Data shown
--- START ---

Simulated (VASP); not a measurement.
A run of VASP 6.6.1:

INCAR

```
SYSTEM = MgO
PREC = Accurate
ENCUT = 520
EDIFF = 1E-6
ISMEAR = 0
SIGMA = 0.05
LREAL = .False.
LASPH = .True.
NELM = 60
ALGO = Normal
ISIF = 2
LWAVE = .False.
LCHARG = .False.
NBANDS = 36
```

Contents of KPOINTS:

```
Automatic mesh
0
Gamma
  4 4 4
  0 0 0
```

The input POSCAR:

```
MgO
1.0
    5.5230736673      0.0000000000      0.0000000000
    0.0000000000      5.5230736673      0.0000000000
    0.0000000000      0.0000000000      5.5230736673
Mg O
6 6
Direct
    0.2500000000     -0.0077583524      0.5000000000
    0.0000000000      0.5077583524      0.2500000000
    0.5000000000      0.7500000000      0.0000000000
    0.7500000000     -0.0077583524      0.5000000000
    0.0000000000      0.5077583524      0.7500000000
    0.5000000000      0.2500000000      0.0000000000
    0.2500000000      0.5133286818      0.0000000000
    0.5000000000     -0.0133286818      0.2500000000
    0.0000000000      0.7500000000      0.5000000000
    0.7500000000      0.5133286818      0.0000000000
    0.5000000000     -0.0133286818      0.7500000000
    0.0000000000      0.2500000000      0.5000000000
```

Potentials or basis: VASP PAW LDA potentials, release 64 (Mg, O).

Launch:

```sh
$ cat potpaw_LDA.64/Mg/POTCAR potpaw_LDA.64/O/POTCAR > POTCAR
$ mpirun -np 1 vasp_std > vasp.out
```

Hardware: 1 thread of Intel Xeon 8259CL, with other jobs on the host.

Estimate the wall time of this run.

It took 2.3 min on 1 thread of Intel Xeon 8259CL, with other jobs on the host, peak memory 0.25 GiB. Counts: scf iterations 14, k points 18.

--- END ---

Brief
Your task is to repeat the records exactly. Begin at their first line and stop after the line containing "Estimate the wall time of this run.".

Exercise solution
Simulated (VASP); not a measurement.
A run of VASP 6.6.1:

INCAR

```
SYSTEM = MgO
PREC = Accurate
ENCUT = 520
EDIFF = 1E-6
ISMEAR = 0
SIGMA = 0.05
LREAL = .False.
LASPH = .True.
NELM = 60
ALGO = Normal
ISIF = 2
LWAVE = .False.
LCHARG = .False.
NBANDS = 36
```

Contents of KPOINTS:

```
Automatic mesh
0
Gamma
  4 4 4
  0 0 0
```

The input POSCAR:

```
MgO
1.0
    5.5230736673      0.0000000000      0.0000000000
    0.0000000000      5.5230736673      0.0000000000
    0.0000000000      0.0000000000      5.5230736673
Mg O
6 6
Direct
    0.2500000000     -0.0077583524      0.5000000000
    0.0000000000      0.5077583524      0.2500000000
    0.5000000000      0.7500000000      0.0000000000
    0.7500000000     -0.0077583524      0.5000000000
    0.0000000000      0.5077583524      0.7500000000
    0.5000000000      0.2500000000      0.0000000000
    0.2500000000      0.5133286818      0.0000000000
    0.5000000000     -0.0133286818      0.2500000000
    0.0000000000      0.7500000000      0.5000000000
    0.7500000000      0.5133286818      0.0000000000
    0.5000000000     -0.0133286818      0.7500000000
    0.0000000000      0.2500000000      0.5000000000
```

Potentials or basis: VASP PAW LDA potentials, release 64 (Mg, O).

Launch:

```sh
$ cat potpaw_LDA.64/Mg/POTCAR potpaw_LDA.64/O/POTCAR > POTCAR
$ mpirun -np 1 vasp_std > vasp.out
```

Hardware: 1 thread of Intel Xeon 8259CL, with other jobs on the host.

Estimate the wall time of this run.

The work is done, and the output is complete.